When the material ends, stop; until then, set down every line exactly.

### Record set ###

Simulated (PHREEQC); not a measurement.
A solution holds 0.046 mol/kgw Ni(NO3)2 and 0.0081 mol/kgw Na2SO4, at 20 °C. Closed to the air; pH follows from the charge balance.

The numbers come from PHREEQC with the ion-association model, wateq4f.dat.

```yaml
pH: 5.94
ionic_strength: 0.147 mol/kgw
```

###

• **Answer space**
Simulated (PHREEQC); not a measurement.
A solution holds 0.046 mol/kgw Ni(NO3)2 and 0.0081 mol/kgw Na2SO4, at 20 °C. Closed to the air; pH follows from the charge balance.

The numbers come from PHREEQC with the ion-association model, wateq4f.dat.

```yaml
pH: 5.94
ionic_strength: 0.147 mol/kgw
```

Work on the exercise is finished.